Nothing should be omitted: restate the full listing word for word.

Record set -
>>>

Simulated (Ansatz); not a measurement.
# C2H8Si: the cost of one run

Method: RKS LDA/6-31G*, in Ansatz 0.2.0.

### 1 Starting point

<<<

Exercise response -
Simulated (Ansatz); not a measurement.
# C2H8Si: the cost of one run

Method: RKS LDA/6-31G*, in Ansatz 0.2.0.

### 1 Starting point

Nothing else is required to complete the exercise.